▶ _Work instruction_
Make an exact copy of every entry, from the first line to the last.

======== Input data
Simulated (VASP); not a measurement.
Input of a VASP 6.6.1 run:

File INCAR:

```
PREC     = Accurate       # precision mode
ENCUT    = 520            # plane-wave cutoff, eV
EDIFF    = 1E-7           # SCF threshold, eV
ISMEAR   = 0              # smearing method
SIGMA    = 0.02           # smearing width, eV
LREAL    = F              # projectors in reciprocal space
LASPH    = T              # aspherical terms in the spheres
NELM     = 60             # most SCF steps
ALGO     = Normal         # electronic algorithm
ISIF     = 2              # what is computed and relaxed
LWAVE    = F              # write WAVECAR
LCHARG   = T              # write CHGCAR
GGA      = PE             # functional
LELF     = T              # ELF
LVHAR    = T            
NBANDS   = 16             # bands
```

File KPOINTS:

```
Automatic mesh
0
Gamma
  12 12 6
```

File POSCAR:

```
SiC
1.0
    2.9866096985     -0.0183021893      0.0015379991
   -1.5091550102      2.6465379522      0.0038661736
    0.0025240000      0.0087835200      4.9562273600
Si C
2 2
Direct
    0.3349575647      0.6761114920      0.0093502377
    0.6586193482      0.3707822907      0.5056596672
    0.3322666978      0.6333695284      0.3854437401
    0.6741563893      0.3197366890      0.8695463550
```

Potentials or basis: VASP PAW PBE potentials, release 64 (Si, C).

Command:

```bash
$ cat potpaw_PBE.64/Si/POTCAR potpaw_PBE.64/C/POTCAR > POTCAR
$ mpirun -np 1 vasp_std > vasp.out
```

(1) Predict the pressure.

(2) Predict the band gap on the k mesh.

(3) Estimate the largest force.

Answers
================

▶ _Worked solution_
Simulated (VASP); not a measurement.
Input of a VASP 6.6.1 run:

File INCAR:

```
PREC     = Accurate       # precision mode
ENCUT    = 520            # plane-wave cutoff, eV
EDIFF    = 1E-7           # SCF threshold, eV
ISMEAR   = 0              # smearing method
SIGMA    = 0.02           # smearing width, eV
LREAL    = F              # projectors in reciprocal space
LASPH    = T              # aspherical terms in the spheres
NELM     = 60             # most SCF steps
ALGO     = Normal         # electronic algorithm
ISIF     = 2              # what is computed and relaxed
LWAVE    = F              # write WAVECAR
LCHARG   = T              # write CHGCAR
GGA      = PE             # functional
LELF     = T              # ELF
LVHAR    = T            
NBANDS   = 16             # bands
```

File KPOINTS:

```
Automatic mesh
0
Gamma
  12 12 6
```

File POSCAR:

```
SiC
1.0
    2.9866096985     -0.0183021893      0.0015379991
   -1.5091550102      2.6465379522      0.0038661736
    0.0025240000      0.0087835200      4.9562273600
Si C
2 2
Direct
    0.3349575647      0.6761114920      0.0093502377
    0.6586193482      0.3707822907      0.5056596672
    0.3322666978      0.6333695284      0.3854437401
    0.6741563893      0.3197366890      0.8695463550
```

Potentials or basis: VASP PAW PBE potentials, release 64 (Si, C).

Command:

```bash
$ cat potpaw_PBE.64/Si/POTCAR potpaw_PBE.64/C/POTCAR > POTCAR
$ mpirun -np 1 vasp_std > vasp.out
```

(1) Predict the pressure.

(2) Predict the band gap on the k mesh.

(3) Estimate the largest force.

Answers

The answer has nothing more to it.